_Activity_
Would you write out the whole listing below exactly as given?

_Information given_
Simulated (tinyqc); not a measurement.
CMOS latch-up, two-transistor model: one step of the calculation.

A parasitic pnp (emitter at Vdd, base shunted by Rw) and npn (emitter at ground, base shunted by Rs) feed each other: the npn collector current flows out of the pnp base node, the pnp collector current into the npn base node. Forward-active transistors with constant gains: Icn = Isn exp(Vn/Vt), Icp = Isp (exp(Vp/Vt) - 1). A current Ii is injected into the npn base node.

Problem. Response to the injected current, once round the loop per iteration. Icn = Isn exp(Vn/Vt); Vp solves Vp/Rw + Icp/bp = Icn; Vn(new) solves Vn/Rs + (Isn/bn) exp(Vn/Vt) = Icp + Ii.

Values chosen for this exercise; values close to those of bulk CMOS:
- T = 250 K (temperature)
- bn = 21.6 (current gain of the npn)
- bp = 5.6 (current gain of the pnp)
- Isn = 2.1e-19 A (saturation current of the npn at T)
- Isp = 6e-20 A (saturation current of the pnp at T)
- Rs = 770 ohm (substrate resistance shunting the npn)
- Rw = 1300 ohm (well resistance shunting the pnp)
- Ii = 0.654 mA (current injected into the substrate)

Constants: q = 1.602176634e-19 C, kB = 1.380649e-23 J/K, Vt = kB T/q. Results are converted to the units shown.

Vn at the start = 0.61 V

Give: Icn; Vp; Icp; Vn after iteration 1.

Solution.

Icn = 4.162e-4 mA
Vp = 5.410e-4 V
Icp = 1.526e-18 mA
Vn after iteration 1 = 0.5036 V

_Task result_
Simulated (tinyqc); not a measurement.
CMOS latch-up, two-transistor model: one step of the calculation.

A parasitic pnp (emitter at Vdd, base shunted by Rw) and npn (emitter at ground, base shunted by Rs) feed each other: the npn collector current flows out of the pnp base node, the pnp collector current into the npn base node. Forward-active transistors with constant gains: Icn = Isn exp(Vn/Vt), Icp = Isp (exp(Vp/Vt) - 1). A current Ii is injected into the npn base node.

Problem. Response to the injected current, once round the loop per iteration. Icn = Isn exp(Vn/Vt); Vp solves Vp/Rw + Icp/bp = Icn; Vn(new) solves Vn/Rs + (Isn/bn) exp(Vn/Vt) = Icp + Ii.

Values chosen for this exercise; values close to those of bulk CMOS:
- T = 250 K (temperature)
- bn = 21.6 (current gain of the npn)
- bp = 5.6 (current gain of the pnp)
- Isn = 2.1e-19 A (saturation current of the npn at T)
- Isp = 6e-20 A (saturation current of the pnp at T)
- Rs = 770 ohm (substrate resistance shunting the npn)
- Rw = 1300 ohm (well resistance shunting the pnp)
- Ii = 0.654 mA (current injected into the substrate)

Constants: q = 1.602176634e-19 C, kB = 1.380649e-23 J/K, Vt = kB T/q. Results are converted to the units shown.

Vn at the start = 0.61 V

Give: Icn; Vp; Icp; Vn after iteration 1.

Solution.

Icn = 4.162e-4 mA
Vp = 5.410e-4 V
Icp = 1.526e-18 mA
Vn after iteration 1 = 0.5036 V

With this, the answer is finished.